Word for word, transcribe all of the records.

DATASET ENTRIES.
---*---

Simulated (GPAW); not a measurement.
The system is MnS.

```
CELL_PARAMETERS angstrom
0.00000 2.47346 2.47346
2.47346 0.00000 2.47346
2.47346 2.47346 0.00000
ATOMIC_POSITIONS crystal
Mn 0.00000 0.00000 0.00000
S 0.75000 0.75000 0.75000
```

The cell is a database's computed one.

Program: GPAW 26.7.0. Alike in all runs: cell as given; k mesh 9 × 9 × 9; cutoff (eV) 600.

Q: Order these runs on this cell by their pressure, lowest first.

---*---

ANSWER SPACE.
Simulated (GPAW); not a measurement.
The system is MnS.

```
CELL_PARAMETERS angstrom
0.00000 2.47346 2.47346
2.47346 0.00000 2.47346
2.47346 2.47346 0.00000
ATOMIC_POSITIONS crystal
Mn 0.00000 0.00000 0.00000
S 0.75000 0.75000 0.75000
```

The cell is a database's computed one.

Program: GPAW 26.7.0. Alike in all runs: cell as given; k mesh 9 × 9 × 9; cutoff (eV) 600.

Q: Order these runs on this cell by their pressure, lowest first.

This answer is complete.